_DATASET ENTRIES:_
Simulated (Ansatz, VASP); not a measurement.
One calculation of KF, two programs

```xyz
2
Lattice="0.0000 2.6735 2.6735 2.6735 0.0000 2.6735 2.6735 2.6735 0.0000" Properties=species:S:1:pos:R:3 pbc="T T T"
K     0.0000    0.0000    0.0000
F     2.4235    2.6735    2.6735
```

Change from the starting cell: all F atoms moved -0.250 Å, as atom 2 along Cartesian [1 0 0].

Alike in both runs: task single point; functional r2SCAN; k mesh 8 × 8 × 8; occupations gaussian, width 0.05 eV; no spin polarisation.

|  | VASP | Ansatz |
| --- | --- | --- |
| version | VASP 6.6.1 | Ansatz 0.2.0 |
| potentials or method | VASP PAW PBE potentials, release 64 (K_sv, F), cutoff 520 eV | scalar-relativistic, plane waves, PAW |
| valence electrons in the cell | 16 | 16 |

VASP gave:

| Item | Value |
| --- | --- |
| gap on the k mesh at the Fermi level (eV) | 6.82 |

_REQUIRED ACTION:_ Retype every line up to and including the one that contains "Ansatz 0.2.0 |", beginning at the first line of the records, with no edits.

_YOUR RESPONSE:_
Simulated (Ansatz, VASP); not a measurement.
One calculation of KF, two programs

```xyz
2
Lattice="0.0000 2.6735 2.6735 2.6735 0.0000 2.6735 2.6735 2.6735 0.0000" Properties=species:S:1:pos:R:3 pbc="T T T"
K     0.0000    0.0000    0.0000
F     2.4235    2.6735    2.6735
```

Change from the starting cell: all F atoms moved -0.250 Å, as atom 2 along Cartesian [1 0 0].

Alike in both runs: task single point; functional r2SCAN; k mesh 8 × 8 × 8; occupations gaussian, width 0.05 eV; no spin polarisation.

|  | VASP | Ansatz |
| --- | --- | --- |
| version | VASP 6.6.1 | Ansatz 0.2.0 |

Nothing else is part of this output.